Write out the records again, exactly, leaving none out.

# # # # # # #
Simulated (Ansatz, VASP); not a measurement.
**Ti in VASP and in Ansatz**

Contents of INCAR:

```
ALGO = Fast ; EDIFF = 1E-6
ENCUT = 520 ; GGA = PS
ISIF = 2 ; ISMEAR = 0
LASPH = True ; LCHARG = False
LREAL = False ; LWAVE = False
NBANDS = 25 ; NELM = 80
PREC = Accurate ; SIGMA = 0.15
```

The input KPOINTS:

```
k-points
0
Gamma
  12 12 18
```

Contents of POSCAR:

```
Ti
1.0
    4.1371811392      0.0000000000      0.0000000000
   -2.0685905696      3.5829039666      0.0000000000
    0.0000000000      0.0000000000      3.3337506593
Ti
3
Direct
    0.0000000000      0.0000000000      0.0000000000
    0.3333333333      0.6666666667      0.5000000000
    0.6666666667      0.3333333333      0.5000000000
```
# # # # # # #

# Expected answer
Simulated (Ansatz, VASP); not a measurement.
**Ti in VASP and in Ansatz**

Contents of INCAR:

```
ALGO = Fast ; EDIFF = 1E-6
ENCUT = 520 ; GGA = PS
ISIF = 2 ; ISMEAR = 0
LASPH = True ; LCHARG = False
LREAL = False ; LWAVE = False
NBANDS = 25 ; NELM = 80
PREC = Accurate ; SIGMA = 0.15
```

The input KPOINTS:

```
k-points
0
Gamma
  12 12 18
```

Contents of POSCAR:

```
Ti
1.0
    4.1371811392      0.0000000000      0.0000000000
   -2.0685905696      3.5829039666      0.0000000000
    0.0000000000      0.0000000000      3.3337506593
Ti
3
Direct
    0.0000000000      0.0000000000      0.0000000000
    0.3333333333      0.6666666667      0.5000000000
    0.6666666667      0.3333333333      0.5000000000
```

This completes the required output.